**WORK INSTRUCTION**
Emit an exact copy of the lines running from the start of the records to the line containing "(charge 0, multiplicity", both included.

*** Begin section ***

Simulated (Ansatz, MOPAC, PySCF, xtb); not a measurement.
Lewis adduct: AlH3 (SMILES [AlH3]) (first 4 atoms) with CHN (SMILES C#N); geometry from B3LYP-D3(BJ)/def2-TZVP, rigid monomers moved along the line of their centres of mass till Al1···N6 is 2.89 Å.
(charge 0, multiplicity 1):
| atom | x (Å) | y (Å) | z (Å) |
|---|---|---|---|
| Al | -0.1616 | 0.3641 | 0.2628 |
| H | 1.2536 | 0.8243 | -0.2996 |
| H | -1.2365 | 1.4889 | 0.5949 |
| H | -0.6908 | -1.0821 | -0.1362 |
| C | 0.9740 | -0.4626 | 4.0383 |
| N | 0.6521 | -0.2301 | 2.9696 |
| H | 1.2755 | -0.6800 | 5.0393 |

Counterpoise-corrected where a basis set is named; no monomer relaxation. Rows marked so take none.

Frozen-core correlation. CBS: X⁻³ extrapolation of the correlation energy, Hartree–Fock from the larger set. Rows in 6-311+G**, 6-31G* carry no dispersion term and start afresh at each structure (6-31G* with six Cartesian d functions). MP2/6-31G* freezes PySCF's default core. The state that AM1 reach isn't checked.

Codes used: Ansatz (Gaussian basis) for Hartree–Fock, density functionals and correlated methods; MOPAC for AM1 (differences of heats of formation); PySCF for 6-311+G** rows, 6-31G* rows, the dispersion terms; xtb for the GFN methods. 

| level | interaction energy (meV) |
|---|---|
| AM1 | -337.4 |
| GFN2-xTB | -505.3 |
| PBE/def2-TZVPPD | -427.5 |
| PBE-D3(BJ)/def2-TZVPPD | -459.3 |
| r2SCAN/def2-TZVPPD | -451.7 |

*** End section ***

**WRITTEN ANSWER**
Simulated (Ansatz, MOPAC, PySCF, xtb); not a measurement.
Lewis adduct: AlH3 (SMILES [AlH3]) (first 4 atoms) with CHN (SMILES C#N); geometry from B3LYP-D3(BJ)/def2-TZVP, rigid monomers moved along the line of their centres of mass till Al1···N6 is 2.89 Å.
(charge 0, multiplicity 1):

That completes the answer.